# INFORMATION SUPPLIED
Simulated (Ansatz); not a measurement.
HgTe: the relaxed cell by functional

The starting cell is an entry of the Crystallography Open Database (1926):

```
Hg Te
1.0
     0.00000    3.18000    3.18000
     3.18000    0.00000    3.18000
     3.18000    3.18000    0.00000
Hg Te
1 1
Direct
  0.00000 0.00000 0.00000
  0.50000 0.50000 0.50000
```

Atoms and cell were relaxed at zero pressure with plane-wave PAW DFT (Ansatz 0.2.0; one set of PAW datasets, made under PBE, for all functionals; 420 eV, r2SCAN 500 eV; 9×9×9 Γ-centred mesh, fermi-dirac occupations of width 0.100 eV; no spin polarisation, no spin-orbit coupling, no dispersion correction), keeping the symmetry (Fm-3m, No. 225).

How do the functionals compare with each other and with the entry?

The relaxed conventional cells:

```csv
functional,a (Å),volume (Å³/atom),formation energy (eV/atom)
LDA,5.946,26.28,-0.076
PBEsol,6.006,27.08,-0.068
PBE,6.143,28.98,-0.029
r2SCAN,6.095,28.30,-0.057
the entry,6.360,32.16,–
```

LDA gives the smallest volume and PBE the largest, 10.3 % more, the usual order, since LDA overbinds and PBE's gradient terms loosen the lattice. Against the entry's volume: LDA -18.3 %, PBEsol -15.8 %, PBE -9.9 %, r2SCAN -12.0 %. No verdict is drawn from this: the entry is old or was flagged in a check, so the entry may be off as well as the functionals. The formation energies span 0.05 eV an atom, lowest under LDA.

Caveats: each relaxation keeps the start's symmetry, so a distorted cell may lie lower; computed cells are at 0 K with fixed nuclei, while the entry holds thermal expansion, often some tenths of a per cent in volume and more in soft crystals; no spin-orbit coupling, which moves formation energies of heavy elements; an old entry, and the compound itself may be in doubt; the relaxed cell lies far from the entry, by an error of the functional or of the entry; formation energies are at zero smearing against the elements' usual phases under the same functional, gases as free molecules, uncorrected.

# WORK ORDER
Your task is to set down again, exactly, every line from the beginning of the listing through the line with "LDA gives the".

# WORKED SOLUTION
Simulated (Ansatz); not a measurement.
HgTe: the relaxed cell by functional

The starting cell is an entry of the Crystallography Open Database (1926):

```
Hg Te
1.0
     0.00000    3.18000    3.18000
     3.18000    0.00000    3.18000
     3.18000    3.18000    0.00000
Hg Te
1 1
Direct
  0.00000 0.00000 0.00000
  0.50000 0.50000 0.50000
```

Atoms and cell were relaxed at zero pressure with plane-wave PAW DFT (Ansatz 0.2.0; one set of PAW datasets, made under PBE, for all functionals; 420 eV, r2SCAN 500 eV; 9×9×9 Γ-centred mesh, fermi-dirac occupations of width 0.100 eV; no spin polarisation, no spin-orbit coupling, no dispersion correction), keeping the symmetry (Fm-3m, No. 225).

How do the functionals compare with each other and with the entry?

The relaxed conventional cells:

```csv
functional,a (Å),volume (Å³/atom),formation energy (eV/atom)
LDA,5.946,26.28,-0.076
PBEsol,6.006,27.08,-0.068
PBE,6.143,28.98,-0.029
r2SCAN,6.095,28.30,-0.057
the entry,6.360,32.16,–
```

LDA gives the smallest volume and PBE the largest, 10.3 % more, the usual order, since LDA overbinds and PBE's gradient terms loosen the lattice. Against the entry's volume: LDA -18.3 %, PBEsol -15.8 %, PBE -9.9 %, r2SCAN -12.0 %. No verdict is drawn from this: the entry is old or was flagged in a check, so the entry may be off as well as the functionals. The formation energies span 0.05 eV an atom, lowest under LDA.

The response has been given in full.